[Data records Boundary: Start]
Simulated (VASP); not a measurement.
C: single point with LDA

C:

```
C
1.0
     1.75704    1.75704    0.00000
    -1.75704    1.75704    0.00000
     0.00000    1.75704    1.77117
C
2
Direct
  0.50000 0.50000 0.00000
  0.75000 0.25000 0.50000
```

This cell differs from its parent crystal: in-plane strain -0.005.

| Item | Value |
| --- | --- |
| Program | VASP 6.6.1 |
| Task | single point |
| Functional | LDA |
[Data records Boundary: End]

*Work item*: Reproduce all the data precisely, word for word.

*Worked solution*:
Simulated (VASP); not a measurement.
C: single point with LDA

C:

```
C
1.0
     1.75704    1.75704    0.00000
    -1.75704    1.75704    0.00000
     0.00000    1.75704    1.77117
C
2
Direct
  0.50000 0.50000 0.00000
  0.75000 0.25000 0.50000
```

This cell differs from its parent crystal: in-plane strain -0.005.

| Item | Value |
| --- | --- |
| Program | VASP 6.6.1 |
| Task | single point |
| Functional | LDA |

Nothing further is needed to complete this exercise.